### Work instruction
Copy exactly the stretch of data below from the line with "(patched build) |" through the line with "PBE0 gives the", including both of those lines.

### Data records
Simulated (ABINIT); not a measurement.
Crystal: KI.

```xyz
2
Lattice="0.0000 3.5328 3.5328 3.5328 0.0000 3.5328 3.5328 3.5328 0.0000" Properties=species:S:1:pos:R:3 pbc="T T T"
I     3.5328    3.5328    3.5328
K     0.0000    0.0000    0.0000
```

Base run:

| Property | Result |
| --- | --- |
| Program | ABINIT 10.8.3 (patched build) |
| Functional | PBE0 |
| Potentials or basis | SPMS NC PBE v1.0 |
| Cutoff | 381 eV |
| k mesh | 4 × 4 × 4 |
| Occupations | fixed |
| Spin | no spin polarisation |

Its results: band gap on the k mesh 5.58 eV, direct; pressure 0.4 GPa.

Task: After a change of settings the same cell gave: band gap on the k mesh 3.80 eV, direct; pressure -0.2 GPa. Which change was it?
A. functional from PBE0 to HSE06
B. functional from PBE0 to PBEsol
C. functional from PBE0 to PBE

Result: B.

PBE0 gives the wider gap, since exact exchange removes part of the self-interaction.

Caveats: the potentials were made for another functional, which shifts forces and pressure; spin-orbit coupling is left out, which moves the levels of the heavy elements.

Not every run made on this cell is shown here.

### Task answer
| Program | ABINIT 10.8.3 (patched build) |
| Functional | PBE0 |
| Potentials or basis | SPMS NC PBE v1.0 |
| Cutoff | 381 eV |
| k mesh | 4 × 4 × 4 |
| Occupations | fixed |
| Spin | no spin polarisation |

Its results: band gap on the k mesh 5.58 eV, direct; pressure 0.4 GPa.

Task: After a change of settings the same cell gave: band gap on the k mesh 3.80 eV, direct; pressure -0.2 GPa. Which change was it?
A. functional from PBE0 to HSE06
B. functional from PBE0 to PBEsol
C. functional from PBE0 to PBE

Result: B.

PBE0 gives the wider gap, since exact exchange removes part of the self-interaction.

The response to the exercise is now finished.